::::::
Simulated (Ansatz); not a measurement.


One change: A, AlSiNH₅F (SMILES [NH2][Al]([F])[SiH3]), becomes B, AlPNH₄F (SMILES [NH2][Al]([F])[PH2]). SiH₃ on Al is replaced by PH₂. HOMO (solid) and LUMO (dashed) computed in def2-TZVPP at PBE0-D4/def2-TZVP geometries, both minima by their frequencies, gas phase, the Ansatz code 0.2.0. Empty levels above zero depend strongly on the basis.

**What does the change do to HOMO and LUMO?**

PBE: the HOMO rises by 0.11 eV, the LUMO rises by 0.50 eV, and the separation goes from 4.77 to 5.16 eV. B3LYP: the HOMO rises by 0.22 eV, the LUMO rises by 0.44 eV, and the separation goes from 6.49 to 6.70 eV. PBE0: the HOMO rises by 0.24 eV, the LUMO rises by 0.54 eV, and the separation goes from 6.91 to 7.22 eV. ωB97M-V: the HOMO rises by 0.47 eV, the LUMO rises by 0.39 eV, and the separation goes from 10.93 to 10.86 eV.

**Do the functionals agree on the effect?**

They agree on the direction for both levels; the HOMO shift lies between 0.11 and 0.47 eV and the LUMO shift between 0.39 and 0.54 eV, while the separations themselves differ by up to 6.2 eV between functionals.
::::::

Required action
Output the data above in full and exactly.

Your solution
Simulated (Ansatz); not a measurement.


One change: A, AlSiNH₅F (SMILES [NH2][Al]([F])[SiH3]), becomes B, AlPNH₄F (SMILES [NH2][Al]([F])[PH2]). SiH₃ on Al is replaced by PH₂. HOMO (solid) and LUMO (dashed) computed in def2-TZVPP at PBE0-D4/def2-TZVP geometries, both minima by their frequencies, gas phase, the Ansatz code 0.2.0. Empty levels above zero depend strongly on the basis.

**What does the change do to HOMO and LUMO?**

PBE: the HOMO rises by 0.11 eV, the LUMO rises by 0.50 eV, and the separation goes from 4.77 to 5.16 eV. B3LYP: the HOMO rises by 0.22 eV, the LUMO rises by 0.44 eV, and the separation goes from 6.49 to 6.70 eV. PBE0: the HOMO rises by 0.24 eV, the LUMO rises by 0.54 eV, and the separation goes from 6.91 to 7.22 eV. ωB97M-V: the HOMO rises by 0.47 eV, the LUMO rises by 0.39 eV, and the separation goes from 10.93 to 10.86 eV.

**Do the functionals agree on the effect?**

They agree on the direction for both levels; the HOMO shift lies between 0.11 and 0.47 eV and the LUMO shift between 0.39 and 0.54 eV, while the separations themselves differ by up to 6.2 eV between functionals.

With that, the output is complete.